● Work request:
From the listing below, output only the lines starting at the line that has "394.8 | +4.8 |" and ending at the line that has "1.64 | -0.08 |", exactly as they appear, ends included.

● ● ● ● ●

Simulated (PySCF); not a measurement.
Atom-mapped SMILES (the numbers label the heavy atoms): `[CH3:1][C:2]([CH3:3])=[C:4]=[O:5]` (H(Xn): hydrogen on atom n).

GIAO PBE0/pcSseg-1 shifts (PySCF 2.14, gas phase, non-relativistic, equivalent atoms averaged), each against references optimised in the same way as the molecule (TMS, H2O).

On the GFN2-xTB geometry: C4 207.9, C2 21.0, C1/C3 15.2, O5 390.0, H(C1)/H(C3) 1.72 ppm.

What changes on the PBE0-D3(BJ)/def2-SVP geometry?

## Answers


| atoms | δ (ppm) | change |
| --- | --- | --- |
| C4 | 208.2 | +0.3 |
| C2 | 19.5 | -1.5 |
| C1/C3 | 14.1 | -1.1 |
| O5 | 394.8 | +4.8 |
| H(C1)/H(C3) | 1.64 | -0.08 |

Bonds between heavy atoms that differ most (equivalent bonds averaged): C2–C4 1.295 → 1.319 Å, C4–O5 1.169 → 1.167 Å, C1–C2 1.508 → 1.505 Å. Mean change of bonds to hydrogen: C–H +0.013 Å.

● ● ● ● ●

● Worked solution:
| O5 | 394.8 | +4.8 |
| H(C1)/H(C3) | 1.64 | -0.08 |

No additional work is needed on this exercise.